WORK REQUEST
With the material below, print exactly the lines between the line holding "Alike in both" and the line holding "Ansatz 0.2.0 |", inclusive. Add nothing else.

RECORD SET
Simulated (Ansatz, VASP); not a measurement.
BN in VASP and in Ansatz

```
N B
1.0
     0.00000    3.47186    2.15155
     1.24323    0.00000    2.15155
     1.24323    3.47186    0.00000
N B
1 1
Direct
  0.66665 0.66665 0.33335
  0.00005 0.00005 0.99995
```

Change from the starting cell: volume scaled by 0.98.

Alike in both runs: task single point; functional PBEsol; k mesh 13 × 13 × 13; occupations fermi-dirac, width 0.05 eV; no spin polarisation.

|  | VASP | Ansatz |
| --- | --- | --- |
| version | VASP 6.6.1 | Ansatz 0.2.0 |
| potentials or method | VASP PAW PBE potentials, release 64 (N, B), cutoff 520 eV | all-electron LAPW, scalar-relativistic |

TASK ANSWER
Alike in both runs: task single point; functional PBEsol; k mesh 13 × 13 × 13; occupations fermi-dirac, width 0.05 eV; no spin polarisation.

|  | VASP | Ansatz |
| --- | --- | --- |
| version | VASP 6.6.1 | Ansatz 0.2.0 |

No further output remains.